= = = = = = =
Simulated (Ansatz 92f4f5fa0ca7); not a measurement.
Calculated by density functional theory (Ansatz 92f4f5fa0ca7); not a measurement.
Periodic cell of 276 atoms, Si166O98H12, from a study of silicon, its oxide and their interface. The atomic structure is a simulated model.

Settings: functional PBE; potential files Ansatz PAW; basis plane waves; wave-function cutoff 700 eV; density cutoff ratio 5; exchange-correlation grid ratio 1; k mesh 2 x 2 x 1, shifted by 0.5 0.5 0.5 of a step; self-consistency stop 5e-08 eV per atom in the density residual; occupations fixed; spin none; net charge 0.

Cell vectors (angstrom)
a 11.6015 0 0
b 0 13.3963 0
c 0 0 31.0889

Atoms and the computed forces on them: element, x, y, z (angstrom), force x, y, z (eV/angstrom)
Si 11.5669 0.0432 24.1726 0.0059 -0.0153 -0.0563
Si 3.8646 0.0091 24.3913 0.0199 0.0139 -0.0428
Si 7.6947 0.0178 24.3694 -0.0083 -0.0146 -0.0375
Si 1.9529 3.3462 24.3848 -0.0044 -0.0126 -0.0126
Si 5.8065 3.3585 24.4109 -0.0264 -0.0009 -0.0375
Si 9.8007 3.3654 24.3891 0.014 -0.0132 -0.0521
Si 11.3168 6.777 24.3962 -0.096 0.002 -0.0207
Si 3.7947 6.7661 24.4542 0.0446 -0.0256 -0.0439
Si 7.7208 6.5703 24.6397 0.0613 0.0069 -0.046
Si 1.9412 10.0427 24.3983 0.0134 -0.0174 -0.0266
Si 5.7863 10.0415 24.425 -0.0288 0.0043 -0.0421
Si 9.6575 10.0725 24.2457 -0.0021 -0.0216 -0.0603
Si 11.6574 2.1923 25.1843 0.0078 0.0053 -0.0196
= = = = = = =

*Assignment*
Among the entries above, the lines between the ones containing "Si 3.7947 6.7661" and "Si 9.6575 10.0725", inclusive, are to be transcribed exactly. No other line is to be given.

*Exercise output*
Si 3.7947 6.7661 24.4542 0.0446 -0.0256 -0.0439
Si 7.7208 6.5703 24.6397 0.0613 0.0069 -0.046
Si 1.9412 10.0427 24.3983 0.0134 -0.0174 -0.0266
Si 5.7863 10.0415 24.425 -0.0288 0.0043 -0.0421
Si 9.6575 10.0725 24.2457 -0.0021 -0.0216 -0.0603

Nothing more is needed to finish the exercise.